REQUIRED ACTION: Nothing in the records should differ when they are repeated. Restate them word for word.

RECORDS SUPPLIED:
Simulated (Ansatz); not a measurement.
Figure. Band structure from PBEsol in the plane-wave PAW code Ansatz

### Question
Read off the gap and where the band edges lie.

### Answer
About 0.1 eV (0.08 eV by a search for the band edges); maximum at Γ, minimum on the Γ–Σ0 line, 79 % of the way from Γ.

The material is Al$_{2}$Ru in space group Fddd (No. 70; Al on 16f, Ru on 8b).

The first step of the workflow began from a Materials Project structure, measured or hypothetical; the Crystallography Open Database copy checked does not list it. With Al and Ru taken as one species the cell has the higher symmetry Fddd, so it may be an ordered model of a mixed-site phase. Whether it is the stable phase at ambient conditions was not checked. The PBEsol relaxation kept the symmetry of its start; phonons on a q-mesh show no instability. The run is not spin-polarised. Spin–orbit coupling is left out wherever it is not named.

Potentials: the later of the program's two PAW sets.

WRITTEN RESPONSE:
Simulated (Ansatz); not a measurement.
Figure. Band structure from PBEsol in the plane-wave PAW code Ansatz

### Question
Read off the gap and where the band edges lie.

### Answer
About 0.1 eV (0.08 eV by a search for the band edges); maximum at Γ, minimum on the Γ–Σ0 line, 79 % of the way from Γ.

The material is Al$_{2}$Ru in space group Fddd (No. 70; Al on 16f, Ru on 8b).

The first step of the workflow began from a Materials Project structure, measured or hypothetical; the Crystallography Open Database copy checked does not list it. With Al and Ru taken as one species the cell has the higher symmetry Fddd, so it may be an ordered model of a mixed-site phase. Whether it is the stable phase at ambient conditions was not checked. The PBEsol relaxation kept the symmetry of its start; phonons on a q-mesh show no instability. The run is not spin-polarised. Spin–orbit coupling is left out wherever it is not named.

Potentials: the later of the program's two PAW sets.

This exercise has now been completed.